*** ENTRIES SUPPLIED ***

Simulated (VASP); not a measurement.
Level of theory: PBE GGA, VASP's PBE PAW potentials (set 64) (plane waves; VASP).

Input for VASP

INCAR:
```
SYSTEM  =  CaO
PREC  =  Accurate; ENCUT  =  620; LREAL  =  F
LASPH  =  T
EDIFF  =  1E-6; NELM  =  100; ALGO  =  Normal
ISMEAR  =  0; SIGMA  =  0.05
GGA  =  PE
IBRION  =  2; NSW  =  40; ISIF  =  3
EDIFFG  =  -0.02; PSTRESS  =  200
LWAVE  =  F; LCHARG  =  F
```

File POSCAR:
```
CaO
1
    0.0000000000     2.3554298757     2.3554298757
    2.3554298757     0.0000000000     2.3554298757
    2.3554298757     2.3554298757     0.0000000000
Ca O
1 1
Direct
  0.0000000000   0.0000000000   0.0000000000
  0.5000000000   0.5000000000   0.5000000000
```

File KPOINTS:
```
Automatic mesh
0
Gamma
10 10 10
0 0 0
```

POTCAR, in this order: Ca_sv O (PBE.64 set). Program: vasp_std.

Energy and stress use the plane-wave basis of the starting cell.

***

ASSIGNED TASK
When you repeat the data, keep each line exactly as given.

TASK RESPONSE
Simulated (VASP); not a measurement.
Level of theory: PBE GGA, VASP's PBE PAW potentials (set 64) (plane waves; VASP).

Input for VASP

INCAR:
```
SYSTEM  =  CaO
PREC  =  Accurate; ENCUT  =  620; LREAL  =  F
LASPH  =  T
EDIFF  =  1E-6; NELM  =  100; ALGO  =  Normal
ISMEAR  =  0; SIGMA  =  0.05
GGA  =  PE
IBRION  =  2; NSW  =  40; ISIF  =  3
EDIFFG  =  -0.02; PSTRESS  =  200
LWAVE  =  F; LCHARG  =  F
```

File POSCAR:
```
CaO
1
    0.0000000000     2.3554298757     2.3554298757
    2.3554298757     0.0000000000     2.3554298757
    2.3554298757     2.3554298757     0.0000000000
Ca O
1 1
Direct
  0.0000000000   0.0000000000   0.0000000000
  0.5000000000   0.5000000000   0.5000000000
```

File KPOINTS:
```
Automatic mesh
0
Gamma
10 10 10
0 0 0
```

POTCAR, in this order: Ca_sv O (PBE.64 set). Program: vasp_std.

Energy and stress use the plane-wave basis of the starting cell.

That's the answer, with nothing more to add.